■ **Information**:
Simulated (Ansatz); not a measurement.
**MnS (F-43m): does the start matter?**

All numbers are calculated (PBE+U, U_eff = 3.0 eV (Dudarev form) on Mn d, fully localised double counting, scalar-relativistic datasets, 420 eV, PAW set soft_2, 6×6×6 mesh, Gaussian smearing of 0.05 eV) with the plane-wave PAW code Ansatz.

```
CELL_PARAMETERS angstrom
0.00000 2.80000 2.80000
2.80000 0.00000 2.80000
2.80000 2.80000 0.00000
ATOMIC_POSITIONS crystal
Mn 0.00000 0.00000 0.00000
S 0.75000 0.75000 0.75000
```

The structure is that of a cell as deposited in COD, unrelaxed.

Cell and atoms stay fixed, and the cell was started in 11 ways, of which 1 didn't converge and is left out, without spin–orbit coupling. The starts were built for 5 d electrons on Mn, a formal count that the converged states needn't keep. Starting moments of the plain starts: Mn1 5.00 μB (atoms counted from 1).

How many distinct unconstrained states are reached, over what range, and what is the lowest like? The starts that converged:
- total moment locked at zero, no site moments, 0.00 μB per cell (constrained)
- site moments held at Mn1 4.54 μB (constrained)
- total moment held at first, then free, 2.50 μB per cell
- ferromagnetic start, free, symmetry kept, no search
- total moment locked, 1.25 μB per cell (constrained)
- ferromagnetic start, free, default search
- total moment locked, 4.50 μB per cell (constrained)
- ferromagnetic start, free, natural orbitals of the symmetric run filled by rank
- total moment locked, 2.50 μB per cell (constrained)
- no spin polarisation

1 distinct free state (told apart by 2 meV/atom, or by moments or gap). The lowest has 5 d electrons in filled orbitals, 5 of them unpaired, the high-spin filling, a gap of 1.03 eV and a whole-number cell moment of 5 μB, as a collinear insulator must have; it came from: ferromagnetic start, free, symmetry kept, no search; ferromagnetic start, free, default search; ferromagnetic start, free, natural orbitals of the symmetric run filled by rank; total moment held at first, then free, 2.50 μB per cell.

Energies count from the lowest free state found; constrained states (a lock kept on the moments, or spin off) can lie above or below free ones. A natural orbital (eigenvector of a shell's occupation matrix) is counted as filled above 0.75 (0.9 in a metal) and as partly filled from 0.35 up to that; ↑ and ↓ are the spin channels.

■ **Exercise**:
Take the line above containing "- total moment locked, 1.25", the line containing "- no spin polarisation", and all lines in between, and copy them exactly without anything else.

■ **Written reply**:
- total moment locked, 1.25 μB per cell (constrained)
- ferromagnetic start, free, default search
- total moment locked, 4.50 μB per cell (constrained)
- ferromagnetic start, free, natural orbitals of the symmetric run filled by rank
- total moment locked, 2.50 μB per cell (constrained)
- no spin polarisation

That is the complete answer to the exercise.